Copy each record exactly, word for word.

══ Supplied records ══

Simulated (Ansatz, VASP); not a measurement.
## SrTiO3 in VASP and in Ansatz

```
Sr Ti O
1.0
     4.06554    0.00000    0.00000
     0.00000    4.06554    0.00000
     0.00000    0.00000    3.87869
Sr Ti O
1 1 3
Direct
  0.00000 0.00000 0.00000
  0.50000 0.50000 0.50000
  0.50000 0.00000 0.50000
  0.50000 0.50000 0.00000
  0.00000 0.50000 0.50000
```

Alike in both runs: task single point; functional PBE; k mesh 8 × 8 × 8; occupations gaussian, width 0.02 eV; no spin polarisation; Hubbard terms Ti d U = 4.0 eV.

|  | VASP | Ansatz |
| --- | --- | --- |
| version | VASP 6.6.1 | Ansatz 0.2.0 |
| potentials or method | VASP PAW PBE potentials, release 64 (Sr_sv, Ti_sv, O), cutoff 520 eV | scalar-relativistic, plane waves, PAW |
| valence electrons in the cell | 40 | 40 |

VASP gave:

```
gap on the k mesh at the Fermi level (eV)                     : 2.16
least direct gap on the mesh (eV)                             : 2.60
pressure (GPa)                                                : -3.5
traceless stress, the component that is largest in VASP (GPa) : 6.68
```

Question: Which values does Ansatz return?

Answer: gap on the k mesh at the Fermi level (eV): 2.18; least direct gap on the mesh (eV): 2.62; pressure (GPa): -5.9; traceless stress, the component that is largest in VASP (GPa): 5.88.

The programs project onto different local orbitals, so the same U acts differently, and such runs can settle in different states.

═══

**Task output**.
Simulated (Ansatz, VASP); not a measurement.
## SrTiO3 in VASP and in Ansatz

```
Sr Ti O
1.0
     4.06554    0.00000    0.00000
     0.00000    4.06554    0.00000
     0.00000    0.00000    3.87869
Sr Ti O
1 1 3
Direct
  0.00000 0.00000 0.00000
  0.50000 0.50000 0.50000
  0.50000 0.00000 0.50000
  0.50000 0.50000 0.00000
  0.00000 0.50000 0.50000
```

Alike in both runs: task single point; functional PBE; k mesh 8 × 8 × 8; occupations gaussian, width 0.02 eV; no spin polarisation; Hubbard terms Ti d U = 4.0 eV.

|  | VASP | Ansatz |
| --- | --- | --- |
| version | VASP 6.6.1 | Ansatz 0.2.0 |
| potentials or method | VASP PAW PBE potentials, release 64 (Sr_sv, Ti_sv, O), cutoff 520 eV | scalar-relativistic, plane waves, PAW |
| valence electrons in the cell | 40 | 40 |

VASP gave:

```
gap on the k mesh at the Fermi level (eV)                     : 2.16
least direct gap on the mesh (eV)                             : 2.60
pressure (GPa)                                                : -3.5
traceless stress, the component that is largest in VASP (GPa) : 6.68
```

Question: Which values does Ansatz return?

Answer: gap on the k mesh at the Fermi level (eV): 2.18; least direct gap on the mesh (eV): 2.62; pressure (GPa): -5.9; traceless stress, the component that is largest in VASP (GPa): 5.88.

The programs project onto different local orbitals, so the same U acts differently, and such runs can settle in different states.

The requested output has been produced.